* [AVAILABLE DATA]
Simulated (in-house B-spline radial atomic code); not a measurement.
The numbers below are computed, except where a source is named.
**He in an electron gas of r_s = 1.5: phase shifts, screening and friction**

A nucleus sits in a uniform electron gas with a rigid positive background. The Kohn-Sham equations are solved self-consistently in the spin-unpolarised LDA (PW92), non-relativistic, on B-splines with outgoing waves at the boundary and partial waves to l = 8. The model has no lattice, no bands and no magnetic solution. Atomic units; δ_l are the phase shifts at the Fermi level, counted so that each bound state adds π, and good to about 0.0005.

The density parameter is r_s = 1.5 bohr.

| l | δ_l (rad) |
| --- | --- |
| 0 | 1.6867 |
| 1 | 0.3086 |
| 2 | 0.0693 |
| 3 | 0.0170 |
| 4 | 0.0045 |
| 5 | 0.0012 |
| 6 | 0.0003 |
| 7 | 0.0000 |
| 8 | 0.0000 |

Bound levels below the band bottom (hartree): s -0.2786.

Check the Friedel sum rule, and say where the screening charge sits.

* [WORK TASK]
Within the listing above, extract exactly the lines from the line with "2 | 0.0693 |" to the line with "Bound levels below", the two named lines included, and no others.

* [REPLY]
| 2 | 0.0693 |
| 3 | 0.0170 |
| 4 | 0.0045 |
| 5 | 0.0012 |
| 6 | 0.0003 |
| 7 | 0.0000 |
| 8 | 0.0000 |

Bound levels below the band bottom (hartree): s -0.2786.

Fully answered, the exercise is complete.